Work item: Write out the material in full, matching each line exactly.

Exercise data:
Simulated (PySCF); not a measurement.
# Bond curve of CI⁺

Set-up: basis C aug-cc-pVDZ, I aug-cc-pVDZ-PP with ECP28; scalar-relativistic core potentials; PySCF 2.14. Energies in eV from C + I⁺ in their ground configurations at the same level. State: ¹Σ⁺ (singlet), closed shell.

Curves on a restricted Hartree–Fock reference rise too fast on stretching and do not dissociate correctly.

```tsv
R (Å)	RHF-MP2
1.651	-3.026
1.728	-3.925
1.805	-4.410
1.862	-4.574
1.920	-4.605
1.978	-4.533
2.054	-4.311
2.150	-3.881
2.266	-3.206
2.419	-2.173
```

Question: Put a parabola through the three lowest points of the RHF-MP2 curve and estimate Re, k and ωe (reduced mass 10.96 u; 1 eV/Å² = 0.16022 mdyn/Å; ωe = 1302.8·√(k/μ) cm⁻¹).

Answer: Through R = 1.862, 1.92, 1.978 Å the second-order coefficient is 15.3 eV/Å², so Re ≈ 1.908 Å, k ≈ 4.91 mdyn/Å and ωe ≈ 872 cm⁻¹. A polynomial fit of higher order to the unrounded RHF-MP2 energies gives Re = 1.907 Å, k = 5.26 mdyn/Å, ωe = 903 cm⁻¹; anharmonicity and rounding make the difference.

Task solution:
Simulated (PySCF); not a measurement.
# Bond curve of CI⁺

Set-up: basis C aug-cc-pVDZ, I aug-cc-pVDZ-PP with ECP28; scalar-relativistic core potentials; PySCF 2.14. Energies in eV from C + I⁺ in their ground configurations at the same level. State: ¹Σ⁺ (singlet), closed shell.

Curves on a restricted Hartree–Fock reference rise too fast on stretching and do not dissociate correctly.

```tsv
R (Å)	RHF-MP2
1.651	-3.026
1.728	-3.925
1.805	-4.410
1.862	-4.574
1.920	-4.605
1.978	-4.533
2.054	-4.311
2.150	-3.881
2.266	-3.206
2.419	-2.173
```

Question: Put a parabola through the three lowest points of the RHF-MP2 curve and estimate Re, k and ωe (reduced mass 10.96 u; 1 eV/Å² = 0.16022 mdyn/Å; ωe = 1302.8·√(k/μ) cm⁻¹).

Answer: Through R = 1.862, 1.92, 1.978 Å the second-order coefficient is 15.3 eV/Å², so Re ≈ 1.908 Å, k ≈ 4.91 mdyn/Å and ωe ≈ 872 cm⁻¹. A polynomial fit of higher order to the unrounded RHF-MP2 energies gives Re = 1.907 Å, k = 5.26 mdyn/Å, ωe = 903 cm⁻¹; anharmonicity and rounding make the difference.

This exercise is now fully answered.